_Study material_
>>>
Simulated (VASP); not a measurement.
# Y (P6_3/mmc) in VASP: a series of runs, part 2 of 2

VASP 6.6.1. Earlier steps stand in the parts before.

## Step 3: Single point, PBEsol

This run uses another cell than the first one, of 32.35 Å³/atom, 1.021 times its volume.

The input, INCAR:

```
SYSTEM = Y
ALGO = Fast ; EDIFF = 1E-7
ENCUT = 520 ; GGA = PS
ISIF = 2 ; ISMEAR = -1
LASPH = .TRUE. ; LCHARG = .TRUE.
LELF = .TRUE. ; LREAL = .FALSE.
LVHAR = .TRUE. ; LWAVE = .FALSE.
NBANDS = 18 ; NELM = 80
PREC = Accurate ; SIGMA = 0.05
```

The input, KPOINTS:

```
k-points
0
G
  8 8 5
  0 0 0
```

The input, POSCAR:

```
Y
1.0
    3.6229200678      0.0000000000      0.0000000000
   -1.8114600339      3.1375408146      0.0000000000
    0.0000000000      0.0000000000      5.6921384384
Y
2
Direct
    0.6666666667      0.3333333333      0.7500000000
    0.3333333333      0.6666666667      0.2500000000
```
<<<

_Assignment_
Every line above is to be transcribed exactly, with nothing missed.

_Answer space_
Simulated (VASP); not a measurement.
# Y (P6_3/mmc) in VASP: a series of runs, part 2 of 2

VASP 6.6.1. Earlier steps stand in the parts before.

## Step 3: Single point, PBEsol

This run uses another cell than the first one, of 32.35 Å³/atom, 1.021 times its volume.

The input, INCAR:

```
SYSTEM = Y
ALGO = Fast ; EDIFF = 1E-7
ENCUT = 520 ; GGA = PS
ISIF = 2 ; ISMEAR = -1
LASPH = .TRUE. ; LCHARG = .TRUE.
LELF = .TRUE. ; LREAL = .FALSE.
LVHAR = .TRUE. ; LWAVE = .FALSE.
NBANDS = 18 ; NELM = 80
PREC = Accurate ; SIGMA = 0.05
```

The input, KPOINTS:

```
k-points
0
G
  8 8 5
  0 0 0
```

The input, POSCAR:

```
Y
1.0
    3.6229200678      0.0000000000      0.0000000000
   -1.8114600339      3.1375408146      0.0000000000
    0.0000000000      0.0000000000      5.6921384384
Y
2
Direct
    0.6666666667      0.3333333333      0.7500000000
    0.3333333333      0.6666666667      0.2500000000
```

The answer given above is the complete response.